Assigned task =
Below are the records; restate word for word the lines from the first through the one containing "The structure of", and only those.

#####
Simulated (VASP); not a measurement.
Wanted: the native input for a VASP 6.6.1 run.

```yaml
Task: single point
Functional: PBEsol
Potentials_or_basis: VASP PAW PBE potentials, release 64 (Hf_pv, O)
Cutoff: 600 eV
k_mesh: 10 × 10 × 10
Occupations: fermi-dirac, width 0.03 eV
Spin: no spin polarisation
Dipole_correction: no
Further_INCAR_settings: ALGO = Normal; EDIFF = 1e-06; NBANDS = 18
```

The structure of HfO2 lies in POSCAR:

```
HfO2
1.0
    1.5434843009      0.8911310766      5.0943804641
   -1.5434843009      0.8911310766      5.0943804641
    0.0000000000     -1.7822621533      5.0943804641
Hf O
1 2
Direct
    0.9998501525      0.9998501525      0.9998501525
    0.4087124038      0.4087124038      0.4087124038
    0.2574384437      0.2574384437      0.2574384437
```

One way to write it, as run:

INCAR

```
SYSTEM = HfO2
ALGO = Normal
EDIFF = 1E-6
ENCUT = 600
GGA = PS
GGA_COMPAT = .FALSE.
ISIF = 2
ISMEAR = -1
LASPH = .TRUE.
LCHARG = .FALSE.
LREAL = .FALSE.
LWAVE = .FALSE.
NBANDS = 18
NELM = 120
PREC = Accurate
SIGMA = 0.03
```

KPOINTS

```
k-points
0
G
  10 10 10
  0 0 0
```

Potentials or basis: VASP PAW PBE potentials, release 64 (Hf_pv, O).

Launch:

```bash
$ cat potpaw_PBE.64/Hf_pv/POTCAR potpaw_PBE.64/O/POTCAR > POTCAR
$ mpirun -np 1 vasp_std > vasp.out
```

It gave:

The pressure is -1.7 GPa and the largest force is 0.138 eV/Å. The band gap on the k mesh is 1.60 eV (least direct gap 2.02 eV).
#####

Task solution =
Simulated (VASP); not a measurement.
Wanted: the native input for a VASP 6.6.1 run.

```yaml
Task: single point
Functional: PBEsol
Potentials_or_basis: VASP PAW PBE potentials, release 64 (Hf_pv, O)
Cutoff: 600 eV
k_mesh: 10 × 10 × 10
Occupations: fermi-dirac, width 0.03 eV
Spin: no spin polarisation
Dipole_correction: no
Further_INCAR_settings: ALGO = Normal; EDIFF = 1e-06; NBANDS = 18
```

The structure of HfO2 lies in POSCAR:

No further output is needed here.